Your task is to copy every line of this material exactly.

▼

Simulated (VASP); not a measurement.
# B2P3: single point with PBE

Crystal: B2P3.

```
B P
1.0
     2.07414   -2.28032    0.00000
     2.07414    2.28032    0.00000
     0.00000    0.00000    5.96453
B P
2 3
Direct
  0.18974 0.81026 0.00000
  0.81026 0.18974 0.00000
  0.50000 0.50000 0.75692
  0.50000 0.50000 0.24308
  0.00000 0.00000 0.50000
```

▲

▸ **SOLUTION**:
Simulated (VASP); not a measurement.
# B2P3: single point with PBE

Crystal: B2P3.

```
B P
1.0
     2.07414   -2.28032    0.00000
     2.07414    2.28032    0.00000
     0.00000    0.00000    5.96453
B P
2 3
Direct
  0.18974 0.81026 0.00000
  0.81026 0.18974 0.00000
  0.50000 0.50000 0.75692
  0.50000 0.50000 0.24308
  0.00000 0.00000 0.50000
```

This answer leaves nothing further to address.